### [Required action]
Here are some entries. Print them exactly as they are.

- - - - -

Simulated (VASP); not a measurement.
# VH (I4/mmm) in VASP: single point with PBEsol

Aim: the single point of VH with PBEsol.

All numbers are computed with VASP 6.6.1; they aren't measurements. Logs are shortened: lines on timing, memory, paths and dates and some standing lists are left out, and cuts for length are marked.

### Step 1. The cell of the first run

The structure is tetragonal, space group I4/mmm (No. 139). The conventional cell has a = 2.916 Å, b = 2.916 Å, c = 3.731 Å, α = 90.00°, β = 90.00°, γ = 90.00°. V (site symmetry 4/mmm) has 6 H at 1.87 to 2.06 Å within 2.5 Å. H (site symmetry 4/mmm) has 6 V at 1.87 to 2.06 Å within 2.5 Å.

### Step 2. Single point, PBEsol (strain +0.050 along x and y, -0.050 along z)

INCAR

- - - - -

### [Answer space]
Simulated (VASP); not a measurement.
# VH (I4/mmm) in VASP: single point with PBEsol

Aim: the single point of VH with PBEsol.

All numbers are computed with VASP 6.6.1; they aren't measurements. Logs are shortened: lines on timing, memory, paths and dates and some standing lists are left out, and cuts for length are marked.

### Step 1. The cell of the first run

The structure is tetragonal, space group I4/mmm (No. 139). The conventional cell has a = 2.916 Å, b = 2.916 Å, c = 3.731 Å, α = 90.00°, β = 90.00°, γ = 90.00°. V (site symmetry 4/mmm) has 6 H at 1.87 to 2.06 Å within 2.5 Å. H (site symmetry 4/mmm) has 6 V at 1.87 to 2.06 Å within 2.5 Å.

### Step 2. Single point, PBEsol (strain +0.050 along x and y, -0.050 along z)

INCAR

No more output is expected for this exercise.